>>>>>

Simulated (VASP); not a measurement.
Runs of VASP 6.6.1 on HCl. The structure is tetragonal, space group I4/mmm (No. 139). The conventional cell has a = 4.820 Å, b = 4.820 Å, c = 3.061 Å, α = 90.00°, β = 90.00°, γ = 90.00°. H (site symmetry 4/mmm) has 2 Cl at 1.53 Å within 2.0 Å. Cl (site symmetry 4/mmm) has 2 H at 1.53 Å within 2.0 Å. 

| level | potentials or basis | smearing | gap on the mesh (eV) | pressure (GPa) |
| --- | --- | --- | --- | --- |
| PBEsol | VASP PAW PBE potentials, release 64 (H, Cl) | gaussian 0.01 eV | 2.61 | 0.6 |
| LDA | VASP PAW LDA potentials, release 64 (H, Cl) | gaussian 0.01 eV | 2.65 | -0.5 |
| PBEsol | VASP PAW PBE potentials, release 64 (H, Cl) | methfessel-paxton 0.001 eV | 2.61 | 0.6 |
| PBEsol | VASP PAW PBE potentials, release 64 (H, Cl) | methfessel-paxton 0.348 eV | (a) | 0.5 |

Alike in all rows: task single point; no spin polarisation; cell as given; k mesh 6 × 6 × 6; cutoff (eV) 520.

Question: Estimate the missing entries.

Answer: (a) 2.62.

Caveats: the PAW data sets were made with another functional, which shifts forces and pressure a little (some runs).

<<<<<

Work order: Copy the whole listing, word for word.

Written solution:
Simulated (VASP); not a measurement.
Runs of VASP 6.6.1 on HCl. The structure is tetragonal, space group I4/mmm (No. 139). The conventional cell has a = 4.820 Å, b = 4.820 Å, c = 3.061 Å, α = 90.00°, β = 90.00°, γ = 90.00°. H (site symmetry 4/mmm) has 2 Cl at 1.53 Å within 2.0 Å. Cl (site symmetry 4/mmm) has 2 H at 1.53 Å within 2.0 Å. 

| level | potentials or basis | smearing | gap on the mesh (eV) | pressure (GPa) |
| --- | --- | --- | --- | --- |
| PBEsol | VASP PAW PBE potentials, release 64 (H, Cl) | gaussian 0.01 eV | 2.61 | 0.6 |
| LDA | VASP PAW LDA potentials, release 64 (H, Cl) | gaussian 0.01 eV | 2.65 | -0.5 |
| PBEsol | VASP PAW PBE potentials, release 64 (H, Cl) | methfessel-paxton 0.001 eV | 2.61 | 0.6 |
| PBEsol | VASP PAW PBE potentials, release 64 (H, Cl) | methfessel-paxton 0.348 eV | (a) | 0.5 |

Alike in all rows: task single point; no spin polarisation; cell as given; k mesh 6 × 6 × 6; cutoff (eV) 520.

Question: Estimate the missing entries.

Answer: (a) 2.62.

Caveats: the PAW data sets were made with another functional, which shifts forces and pressure a little (some runs).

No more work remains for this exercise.